WORK TASK.
Set down the lines of the data exactly, starting at the first and stopping after the line containing "Unless a cell".

PROVIDED MATERIAL.

________________________

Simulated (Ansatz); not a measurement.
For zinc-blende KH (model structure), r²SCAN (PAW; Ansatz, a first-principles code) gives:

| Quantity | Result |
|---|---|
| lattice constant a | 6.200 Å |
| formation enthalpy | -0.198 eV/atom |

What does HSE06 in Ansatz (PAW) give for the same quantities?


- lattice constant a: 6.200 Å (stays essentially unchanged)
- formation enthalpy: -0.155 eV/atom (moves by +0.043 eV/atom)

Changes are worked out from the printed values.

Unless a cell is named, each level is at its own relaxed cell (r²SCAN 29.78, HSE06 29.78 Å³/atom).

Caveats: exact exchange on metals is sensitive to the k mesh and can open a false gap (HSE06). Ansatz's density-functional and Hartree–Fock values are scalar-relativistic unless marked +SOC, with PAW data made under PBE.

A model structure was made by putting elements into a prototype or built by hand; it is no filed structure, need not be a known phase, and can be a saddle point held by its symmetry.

________________________

RESPONSE.
Simulated (Ansatz); not a measurement.
For zinc-blende KH (model structure), r²SCAN (PAW; Ansatz, a first-principles code) gives:

| Quantity | Result |
|---|---|
| lattice constant a | 6.200 Å |
| formation enthalpy | -0.198 eV/atom |

What does HSE06 in Ansatz (PAW) give for the same quantities?


- lattice constant a: 6.200 Å (stays essentially unchanged)
- formation enthalpy: -0.155 eV/atom (moves by +0.043 eV/atom)

Changes are worked out from the printed values.

Unless a cell is named, each level is at its own relaxed cell (r²SCAN 29.78, HSE06 29.78 Å³/atom).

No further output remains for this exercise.